## WORK REQUEST:
Using the entries below, output each line exactly from the first through the one that contains "List the charges".

## DATA LISTING:
- - - - - - -

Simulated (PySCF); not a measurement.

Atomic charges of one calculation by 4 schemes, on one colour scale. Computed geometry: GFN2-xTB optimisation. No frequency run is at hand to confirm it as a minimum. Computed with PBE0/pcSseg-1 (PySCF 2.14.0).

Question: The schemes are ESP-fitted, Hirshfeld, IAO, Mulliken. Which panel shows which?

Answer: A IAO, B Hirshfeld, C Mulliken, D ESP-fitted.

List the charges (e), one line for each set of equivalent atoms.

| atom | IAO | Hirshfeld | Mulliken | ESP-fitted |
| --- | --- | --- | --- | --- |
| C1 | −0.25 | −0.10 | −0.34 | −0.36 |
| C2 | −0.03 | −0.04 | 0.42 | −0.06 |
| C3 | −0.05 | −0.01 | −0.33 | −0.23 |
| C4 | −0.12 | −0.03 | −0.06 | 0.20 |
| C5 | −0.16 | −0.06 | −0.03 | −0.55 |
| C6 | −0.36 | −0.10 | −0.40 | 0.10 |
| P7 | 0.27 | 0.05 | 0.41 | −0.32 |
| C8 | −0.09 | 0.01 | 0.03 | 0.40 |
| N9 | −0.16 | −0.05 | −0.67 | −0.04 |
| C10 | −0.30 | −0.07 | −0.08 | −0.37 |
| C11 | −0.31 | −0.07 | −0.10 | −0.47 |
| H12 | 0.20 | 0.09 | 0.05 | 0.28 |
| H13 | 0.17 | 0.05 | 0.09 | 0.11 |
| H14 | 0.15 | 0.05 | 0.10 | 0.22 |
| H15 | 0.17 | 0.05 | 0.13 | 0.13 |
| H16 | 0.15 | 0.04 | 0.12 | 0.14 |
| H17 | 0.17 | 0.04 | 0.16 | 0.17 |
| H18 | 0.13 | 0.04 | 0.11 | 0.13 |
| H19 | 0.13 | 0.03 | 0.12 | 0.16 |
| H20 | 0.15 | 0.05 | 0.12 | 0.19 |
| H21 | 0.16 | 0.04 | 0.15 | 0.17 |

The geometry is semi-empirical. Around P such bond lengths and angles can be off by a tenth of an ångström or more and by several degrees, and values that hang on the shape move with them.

- - - - - - -

## TASK RESPONSE:
Simulated (PySCF); not a measurement.

Atomic charges of one calculation by 4 schemes, on one colour scale. Computed geometry: GFN2-xTB optimisation. No frequency run is at hand to confirm it as a minimum. Computed with PBE0/pcSseg-1 (PySCF 2.14.0).

Question: The schemes are ESP-fitted, Hirshfeld, IAO, Mulliken. Which panel shows which?

Answer: A IAO, B Hirshfeld, C Mulliken, D ESP-fitted.

List the charges (e), one line for each set of equivalent atoms.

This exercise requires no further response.